****************************************

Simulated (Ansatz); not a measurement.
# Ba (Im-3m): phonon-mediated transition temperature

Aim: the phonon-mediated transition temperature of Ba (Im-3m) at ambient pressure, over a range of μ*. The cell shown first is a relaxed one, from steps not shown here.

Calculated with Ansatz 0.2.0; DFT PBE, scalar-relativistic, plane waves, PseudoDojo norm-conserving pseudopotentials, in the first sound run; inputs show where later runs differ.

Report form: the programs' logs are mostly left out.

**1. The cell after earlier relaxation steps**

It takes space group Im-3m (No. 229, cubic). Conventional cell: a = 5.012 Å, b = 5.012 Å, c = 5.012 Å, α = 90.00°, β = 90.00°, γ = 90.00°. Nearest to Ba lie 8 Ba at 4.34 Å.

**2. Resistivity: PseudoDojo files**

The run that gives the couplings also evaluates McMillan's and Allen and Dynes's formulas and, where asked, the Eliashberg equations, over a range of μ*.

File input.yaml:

****************************************

Requirement
Without leaving out a single line, retype the material above exactly.

Exercise answer
Simulated (Ansatz); not a measurement.
# Ba (Im-3m): phonon-mediated transition temperature

Aim: the phonon-mediated transition temperature of Ba (Im-3m) at ambient pressure, over a range of μ*. The cell shown first is a relaxed one, from steps not shown here.

Calculated with Ansatz 0.2.0; DFT PBE, scalar-relativistic, plane waves, PseudoDojo norm-conserving pseudopotentials, in the first sound run; inputs show where later runs differ.

Report form: the programs' logs are mostly left out.

**1. The cell after earlier relaxation steps**

It takes space group Im-3m (No. 229, cubic). Conventional cell: a = 5.012 Å, b = 5.012 Å, c = 5.012 Å, α = 90.00°, β = 90.00°, γ = 90.00°. Nearest to Ba lie 8 Ba at 4.34 Å.

**2. Resistivity: PseudoDojo files**

The run that gives the couplings also evaluates McMillan's and Allen and Dynes's formulas and, where asked, the Eliashberg equations, over a range of μ*.

File input.yaml:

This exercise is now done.